■ **Raw data**:
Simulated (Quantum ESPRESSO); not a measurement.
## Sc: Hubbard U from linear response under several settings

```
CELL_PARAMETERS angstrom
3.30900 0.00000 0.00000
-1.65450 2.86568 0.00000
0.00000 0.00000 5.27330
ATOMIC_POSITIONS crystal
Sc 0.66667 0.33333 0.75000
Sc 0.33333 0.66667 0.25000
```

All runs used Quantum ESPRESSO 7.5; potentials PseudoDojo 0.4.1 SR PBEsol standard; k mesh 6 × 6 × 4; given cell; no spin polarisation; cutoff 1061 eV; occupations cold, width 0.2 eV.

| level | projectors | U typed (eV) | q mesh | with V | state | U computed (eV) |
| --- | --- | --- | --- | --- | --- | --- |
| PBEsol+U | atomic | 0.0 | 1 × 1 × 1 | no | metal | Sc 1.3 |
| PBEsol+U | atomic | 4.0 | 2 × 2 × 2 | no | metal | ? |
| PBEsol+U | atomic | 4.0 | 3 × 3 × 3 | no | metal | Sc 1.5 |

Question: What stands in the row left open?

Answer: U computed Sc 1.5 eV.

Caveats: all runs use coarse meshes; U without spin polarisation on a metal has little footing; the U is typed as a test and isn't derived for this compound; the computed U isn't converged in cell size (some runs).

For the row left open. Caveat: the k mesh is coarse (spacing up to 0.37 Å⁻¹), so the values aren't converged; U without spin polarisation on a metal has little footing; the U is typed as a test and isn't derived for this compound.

■ **Work request**: From the listing above, the lines starting with the one that has "Question: What stands in the row left open?" and running through the one that has "Caveats: all runs" should be copied exactly, ends included.

■ **Task answer**:
Question: What stands in the row left open?

Answer: U computed Sc 1.5 eV.

Caveats: all runs use coarse meshes; U without spin polarisation on a metal has little footing; the U is typed as a test and isn't derived for this compound; the computed U isn't converged in cell size (some runs).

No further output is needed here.